Requirement: Please write out exactly, and only, the lines from the first in the material below to the line containing "Result: 3.63 eV (least direct gap 4.32 eV).", both included.

◆ ◆ ◆

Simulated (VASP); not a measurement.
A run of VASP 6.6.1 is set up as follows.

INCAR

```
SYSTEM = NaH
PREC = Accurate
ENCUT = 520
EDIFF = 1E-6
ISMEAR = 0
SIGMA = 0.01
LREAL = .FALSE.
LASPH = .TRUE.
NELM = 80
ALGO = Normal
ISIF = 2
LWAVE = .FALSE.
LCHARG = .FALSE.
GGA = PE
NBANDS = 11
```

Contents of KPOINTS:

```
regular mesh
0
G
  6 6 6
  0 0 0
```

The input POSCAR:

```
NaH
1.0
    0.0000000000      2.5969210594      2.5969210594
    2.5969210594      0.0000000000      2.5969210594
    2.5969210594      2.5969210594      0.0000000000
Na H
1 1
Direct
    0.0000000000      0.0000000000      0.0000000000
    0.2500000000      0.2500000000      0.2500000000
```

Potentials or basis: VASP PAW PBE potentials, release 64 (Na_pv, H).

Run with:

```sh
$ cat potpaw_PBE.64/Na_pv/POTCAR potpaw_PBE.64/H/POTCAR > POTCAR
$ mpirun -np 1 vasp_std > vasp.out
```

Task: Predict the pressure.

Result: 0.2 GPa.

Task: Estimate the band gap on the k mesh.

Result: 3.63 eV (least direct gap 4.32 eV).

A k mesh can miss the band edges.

◆ ◆ ◆

Written reply:
Simulated (VASP); not a measurement.
A run of VASP 6.6.1 is set up as follows.

INCAR

```
SYSTEM = NaH
PREC = Accurate
ENCUT = 520
EDIFF = 1E-6
ISMEAR = 0
SIGMA = 0.01
LREAL = .FALSE.
LASPH = .TRUE.
NELM = 80
ALGO = Normal
ISIF = 2
LWAVE = .FALSE.
LCHARG = .FALSE.
GGA = PE
NBANDS = 11
```

Contents of KPOINTS:

```
regular mesh
0
G
  6 6 6
  0 0 0
```

The input POSCAR:

```
NaH
1.0
    0.0000000000      2.5969210594      2.5969210594
    2.5969210594      0.0000000000      2.5969210594
    2.5969210594      2.5969210594      0.0000000000
Na H
1 1
Direct
    0.0000000000      0.0000000000      0.0000000000
    0.2500000000      0.2500000000      0.2500000000
```

Potentials or basis: VASP PAW PBE potentials, release 64 (Na_pv, H).

Run with:

```sh
$ cat potpaw_PBE.64/Na_pv/POTCAR potpaw_PBE.64/H/POTCAR > POTCAR
$ mpirun -np 1 vasp_std > vasp.out
```

Task: Predict the pressure.

Result: 0.2 GPa.

Task: Estimate the band gap on the k mesh.

Result: 3.63 eV (least direct gap 4.32 eV).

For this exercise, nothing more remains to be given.